### Task item
Once you have read the records, output them exactly.

|---|
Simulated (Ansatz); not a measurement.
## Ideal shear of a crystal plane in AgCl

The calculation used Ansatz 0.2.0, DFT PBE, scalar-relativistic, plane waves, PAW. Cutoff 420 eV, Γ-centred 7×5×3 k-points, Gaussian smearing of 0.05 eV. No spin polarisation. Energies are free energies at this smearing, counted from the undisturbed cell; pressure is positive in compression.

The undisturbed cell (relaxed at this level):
|---|

### Task response
Simulated (Ansatz); not a measurement.
## Ideal shear of a crystal plane in AgCl

The calculation used Ansatz 0.2.0, DFT PBE, scalar-relativistic, plane waves, PAW. Cutoff 420 eV, Γ-centred 7×5×3 k-points, Gaussian smearing of 0.05 eV. No spin polarisation. Energies are free energies at this smearing, counted from the undisturbed cell; pressure is positive in compression.

The undisturbed cell (relaxed at this level):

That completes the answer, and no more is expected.